#### [REQUIREMENT]
Extract every record, keeping each one exactly as it is.

--- GIVEN RECORDS Enclosed Below ---

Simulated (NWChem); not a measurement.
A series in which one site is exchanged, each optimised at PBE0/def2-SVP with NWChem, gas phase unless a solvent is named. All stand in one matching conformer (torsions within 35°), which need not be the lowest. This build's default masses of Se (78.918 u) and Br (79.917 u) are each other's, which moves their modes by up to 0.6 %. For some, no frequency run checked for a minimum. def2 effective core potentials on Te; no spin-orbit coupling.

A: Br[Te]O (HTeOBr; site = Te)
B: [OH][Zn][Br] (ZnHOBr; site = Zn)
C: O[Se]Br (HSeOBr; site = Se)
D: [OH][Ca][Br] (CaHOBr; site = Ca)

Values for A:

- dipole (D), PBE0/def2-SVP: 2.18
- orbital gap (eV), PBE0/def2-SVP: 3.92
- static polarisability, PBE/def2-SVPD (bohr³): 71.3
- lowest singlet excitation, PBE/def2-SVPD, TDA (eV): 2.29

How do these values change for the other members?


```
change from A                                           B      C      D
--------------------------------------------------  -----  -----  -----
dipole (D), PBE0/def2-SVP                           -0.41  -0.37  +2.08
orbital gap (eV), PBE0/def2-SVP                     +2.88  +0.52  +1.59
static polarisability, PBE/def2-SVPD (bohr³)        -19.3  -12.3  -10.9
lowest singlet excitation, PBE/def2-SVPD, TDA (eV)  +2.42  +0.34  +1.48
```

--- End of Enclosed GIVEN RECORDS ---

#### [PROBLEM SOLUTION]
Simulated (NWChem); not a measurement.
A series in which one site is exchanged, each optimised at PBE0/def2-SVP with NWChem, gas phase unless a solvent is named. All stand in one matching conformer (torsions within 35°), which need not be the lowest. This build's default masses of Se (78.918 u) and Br (79.917 u) are each other's, which moves their modes by up to 0.6 %. For some, no frequency run checked for a minimum. def2 effective core potentials on Te; no spin-orbit coupling.

A: Br[Te]O (HTeOBr; site = Te)
B: [OH][Zn][Br] (ZnHOBr; site = Zn)
C: O[Se]Br (HSeOBr; site = Se)
D: [OH][Ca][Br] (CaHOBr; site = Ca)

Values for A:

- dipole (D), PBE0/def2-SVP: 2.18
- orbital gap (eV), PBE0/def2-SVP: 3.92
- static polarisability, PBE/def2-SVPD (bohr³): 71.3
- lowest singlet excitation, PBE/def2-SVPD, TDA (eV): 2.29

How do these values change for the other members?


```
change from A                                           B      C      D
--------------------------------------------------  -----  -----  -----
dipole (D), PBE0/def2-SVP                           -0.41  -0.37  +2.08
orbital gap (eV), PBE0/def2-SVP                     +2.88  +0.52  +1.59
static polarisability, PBE/def2-SVPD (bohr³)        -19.3  -12.3  -10.9
lowest singlet excitation, PBE/def2-SVPD, TDA (eV)  +2.42  +0.34  +1.48
```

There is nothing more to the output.